§ Dataset content
==============================
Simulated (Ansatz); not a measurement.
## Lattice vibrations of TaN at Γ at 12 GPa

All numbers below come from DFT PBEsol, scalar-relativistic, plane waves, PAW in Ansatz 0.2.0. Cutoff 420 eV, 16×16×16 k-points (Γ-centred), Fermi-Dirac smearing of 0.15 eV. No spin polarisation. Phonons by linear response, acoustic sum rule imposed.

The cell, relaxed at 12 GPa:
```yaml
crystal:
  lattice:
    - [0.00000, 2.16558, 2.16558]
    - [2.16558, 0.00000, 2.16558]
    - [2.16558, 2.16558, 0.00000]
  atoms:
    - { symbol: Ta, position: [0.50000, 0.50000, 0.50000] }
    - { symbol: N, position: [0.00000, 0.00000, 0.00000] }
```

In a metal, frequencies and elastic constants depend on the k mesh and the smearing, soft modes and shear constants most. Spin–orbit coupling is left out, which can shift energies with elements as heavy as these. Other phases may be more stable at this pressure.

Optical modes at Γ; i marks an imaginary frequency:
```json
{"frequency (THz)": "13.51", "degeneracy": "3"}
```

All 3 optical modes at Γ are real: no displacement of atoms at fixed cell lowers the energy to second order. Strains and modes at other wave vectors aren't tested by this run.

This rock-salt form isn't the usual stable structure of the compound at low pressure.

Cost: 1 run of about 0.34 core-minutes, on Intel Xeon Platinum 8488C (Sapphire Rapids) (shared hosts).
==============================

§ Activity
Starting at the top of the data above, repeat every line exactly until the line containing "This rock-salt form" has been given, then stop.

§ Written reply
Simulated (Ansatz); not a measurement.
## Lattice vibrations of TaN at Γ at 12 GPa

All numbers below come from DFT PBEsol, scalar-relativistic, plane waves, PAW in Ansatz 0.2.0. Cutoff 420 eV, 16×16×16 k-points (Γ-centred), Fermi-Dirac smearing of 0.15 eV. No spin polarisation. Phonons by linear response, acoustic sum rule imposed.

The cell, relaxed at 12 GPa:
```yaml
crystal:
  lattice:
    - [0.00000, 2.16558, 2.16558]
    - [2.16558, 0.00000, 2.16558]
    - [2.16558, 2.16558, 0.00000]
  atoms:
    - { symbol: Ta, position: [0.50000, 0.50000, 0.50000] }
    - { symbol: N, position: [0.00000, 0.00000, 0.00000] }
```

In a metal, frequencies and elastic constants depend on the k mesh and the smearing, soft modes and shear constants most. Spin–orbit coupling is left out, which can shift energies with elements as heavy as these. Other phases may be more stable at this pressure.

Optical modes at Γ; i marks an imaginary frequency:
```json
{"frequency (THz)": "13.51", "degeneracy": "3"}
```

All 3 optical modes at Γ are real: no displacement of atoms at fixed cell lowers the energy to second order. Strains and modes at other wave vectors aren't tested by this run.

This rock-salt form isn't the usual stable structure of the compound at low pressure.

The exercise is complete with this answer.